* Activity
Below are some records; return each one exactly as written.

* Available data
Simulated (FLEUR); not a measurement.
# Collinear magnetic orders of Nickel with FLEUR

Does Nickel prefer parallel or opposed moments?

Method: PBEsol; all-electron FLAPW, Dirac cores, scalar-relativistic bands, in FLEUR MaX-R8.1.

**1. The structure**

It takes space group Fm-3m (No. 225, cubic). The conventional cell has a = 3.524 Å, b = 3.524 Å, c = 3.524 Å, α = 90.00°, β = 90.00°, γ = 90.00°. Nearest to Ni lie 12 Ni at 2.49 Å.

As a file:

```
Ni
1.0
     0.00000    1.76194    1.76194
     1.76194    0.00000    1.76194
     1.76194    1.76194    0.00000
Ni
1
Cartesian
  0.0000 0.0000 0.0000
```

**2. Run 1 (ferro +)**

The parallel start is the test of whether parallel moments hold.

* Response area
Simulated (FLEUR); not a measurement.
# Collinear magnetic orders of Nickel with FLEUR

Does Nickel prefer parallel or opposed moments?

Method: PBEsol; all-electron FLAPW, Dirac cores, scalar-relativistic bands, in FLEUR MaX-R8.1.

**1. The structure**

It takes space group Fm-3m (No. 225, cubic). The conventional cell has a = 3.524 Å, b = 3.524 Å, c = 3.524 Å, α = 90.00°, β = 90.00°, γ = 90.00°. Nearest to Ni lie 12 Ni at 2.49 Å.

As a file:

```
Ni
1.0
     0.00000    1.76194    1.76194
     1.76194    0.00000    1.76194
     1.76194    1.76194    0.00000
Ni
1
Cartesian
  0.0000 0.0000 0.0000
```

**2. Run 1 (ferro +)**

The parallel start is the test of whether parallel moments hold.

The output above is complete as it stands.